# BRIEF:
Copy the data exactly from the line that contains "Coordinates come from" through the line that contains "All values below", keeping both end lines and leaving out everything else.

# DATA RECORDS:
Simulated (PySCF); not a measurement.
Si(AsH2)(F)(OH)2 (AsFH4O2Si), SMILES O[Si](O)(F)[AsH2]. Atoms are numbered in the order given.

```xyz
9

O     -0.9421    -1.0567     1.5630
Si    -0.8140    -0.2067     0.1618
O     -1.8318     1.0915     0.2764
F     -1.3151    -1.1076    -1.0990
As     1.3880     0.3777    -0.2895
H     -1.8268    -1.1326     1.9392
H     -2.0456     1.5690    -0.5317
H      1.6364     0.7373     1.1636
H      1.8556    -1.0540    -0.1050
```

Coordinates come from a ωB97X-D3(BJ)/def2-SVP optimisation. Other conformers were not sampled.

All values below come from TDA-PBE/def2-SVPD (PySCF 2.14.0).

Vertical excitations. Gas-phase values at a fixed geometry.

# WRITTEN ANSWER:
Coordinates come from a ωB97X-D3(BJ)/def2-SVP optimisation. Other conformers were not sampled.

All values below come from TDA-PBE/def2-SVPD (PySCF 2.14.0).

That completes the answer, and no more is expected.